**** DATA SECTION

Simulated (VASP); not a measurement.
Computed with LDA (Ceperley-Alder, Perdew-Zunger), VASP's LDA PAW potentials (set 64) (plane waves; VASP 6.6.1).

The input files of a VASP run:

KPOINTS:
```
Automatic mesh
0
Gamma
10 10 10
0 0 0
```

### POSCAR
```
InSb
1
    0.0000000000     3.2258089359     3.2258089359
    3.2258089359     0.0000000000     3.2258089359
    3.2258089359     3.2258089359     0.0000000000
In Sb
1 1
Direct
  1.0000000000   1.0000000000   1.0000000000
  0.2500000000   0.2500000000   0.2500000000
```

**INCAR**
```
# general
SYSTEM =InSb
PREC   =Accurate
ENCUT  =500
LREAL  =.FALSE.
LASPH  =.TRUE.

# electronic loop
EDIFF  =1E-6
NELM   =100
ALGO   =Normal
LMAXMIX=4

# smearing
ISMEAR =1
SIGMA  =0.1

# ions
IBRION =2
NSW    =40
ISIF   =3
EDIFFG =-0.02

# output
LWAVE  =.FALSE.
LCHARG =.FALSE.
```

********

**REQUIREMENT**
Transcribe every record above exactly.

**WRITTEN REPLY**
Simulated (VASP); not a measurement.
Computed with LDA (Ceperley-Alder, Perdew-Zunger), VASP's LDA PAW potentials (set 64) (plane waves; VASP 6.6.1).

The input files of a VASP run:

KPOINTS:
```
Automatic mesh
0
Gamma
10 10 10
0 0 0
```

### POSCAR
```
InSb
1
    0.0000000000     3.2258089359     3.2258089359
    3.2258089359     0.0000000000     3.2258089359
    3.2258089359     3.2258089359     0.0000000000
In Sb
1 1
Direct
  1.0000000000   1.0000000000   1.0000000000
  0.2500000000   0.2500000000   0.2500000000
```

**INCAR**
```
# general
SYSTEM =InSb
PREC   =Accurate
ENCUT  =500
LREAL  =.FALSE.
LASPH  =.TRUE.

# electronic loop
EDIFF  =1E-6
NELM   =100
ALGO   =Normal
LMAXMIX=4

# smearing
ISMEAR =1
SIGMA  =0.1

# ions
IBRION =2
NSW    =40
ISIF   =3
EDIFFG =-0.02

# output
LWAVE  =.FALSE.
LCHARG =.FALSE.
```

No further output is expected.